■ **ACTIVITY**: The records follow. Give them all back exactly.

■ **LISTED RECORDS**:
##########

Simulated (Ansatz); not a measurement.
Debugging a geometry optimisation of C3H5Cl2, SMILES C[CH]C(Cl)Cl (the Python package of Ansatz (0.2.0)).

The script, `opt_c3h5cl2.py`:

##########

■ **ANSWER BOX**:
Simulated (Ansatz); not a measurement.
Debugging a geometry optimisation of C3H5Cl2, SMILES C[CH]C(Cl)Cl (the Python package of Ansatz (0.2.0)).

The script, `opt_c3h5cl2.py`:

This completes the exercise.